- _Record extracts_:
>>>

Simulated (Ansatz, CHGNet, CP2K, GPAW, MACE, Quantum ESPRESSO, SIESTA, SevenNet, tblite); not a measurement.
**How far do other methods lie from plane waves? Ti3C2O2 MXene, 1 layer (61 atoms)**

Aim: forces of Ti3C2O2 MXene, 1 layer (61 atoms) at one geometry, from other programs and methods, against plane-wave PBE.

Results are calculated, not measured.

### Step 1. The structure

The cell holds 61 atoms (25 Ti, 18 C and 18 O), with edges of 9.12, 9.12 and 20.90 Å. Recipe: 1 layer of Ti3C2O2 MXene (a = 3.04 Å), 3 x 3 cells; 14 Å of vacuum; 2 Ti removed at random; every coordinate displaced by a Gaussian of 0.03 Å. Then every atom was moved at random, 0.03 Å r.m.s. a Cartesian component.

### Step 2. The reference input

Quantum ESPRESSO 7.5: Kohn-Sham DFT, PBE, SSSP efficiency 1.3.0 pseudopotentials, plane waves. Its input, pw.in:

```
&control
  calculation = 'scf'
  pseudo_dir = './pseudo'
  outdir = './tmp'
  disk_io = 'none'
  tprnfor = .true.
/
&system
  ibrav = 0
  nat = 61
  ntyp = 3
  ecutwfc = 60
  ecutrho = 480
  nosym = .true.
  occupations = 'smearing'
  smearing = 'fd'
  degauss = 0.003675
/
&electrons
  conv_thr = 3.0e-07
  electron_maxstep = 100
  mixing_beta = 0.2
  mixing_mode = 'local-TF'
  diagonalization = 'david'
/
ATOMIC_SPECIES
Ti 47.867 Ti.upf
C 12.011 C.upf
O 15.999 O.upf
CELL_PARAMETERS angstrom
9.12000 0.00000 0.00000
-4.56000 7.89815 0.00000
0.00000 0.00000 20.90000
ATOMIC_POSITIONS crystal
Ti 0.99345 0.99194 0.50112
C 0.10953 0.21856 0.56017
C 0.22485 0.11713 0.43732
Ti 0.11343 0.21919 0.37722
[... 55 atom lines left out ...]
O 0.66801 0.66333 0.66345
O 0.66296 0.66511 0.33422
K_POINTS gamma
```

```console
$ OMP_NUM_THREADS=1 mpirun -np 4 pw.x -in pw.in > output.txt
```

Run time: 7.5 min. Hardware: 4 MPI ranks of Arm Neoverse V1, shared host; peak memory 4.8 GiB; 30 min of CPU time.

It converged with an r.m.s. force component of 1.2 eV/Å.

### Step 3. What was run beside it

<<<

- _Work item_: Take the lines from the start of the records through the line holding "### Step 1. The structure", both included, and please print them exactly, with nothing else.

- _Task answer_:
Simulated (Ansatz, CHGNet, CP2K, GPAW, MACE, Quantum ESPRESSO, SIESTA, SevenNet, tblite); not a measurement.
**How far do other methods lie from plane waves? Ti3C2O2 MXene, 1 layer (61 atoms)**

Aim: forces of Ti3C2O2 MXene, 1 layer (61 atoms) at one geometry, from other programs and methods, against plane-wave PBE.

Results are calculated, not measured.

### Step 1. The structure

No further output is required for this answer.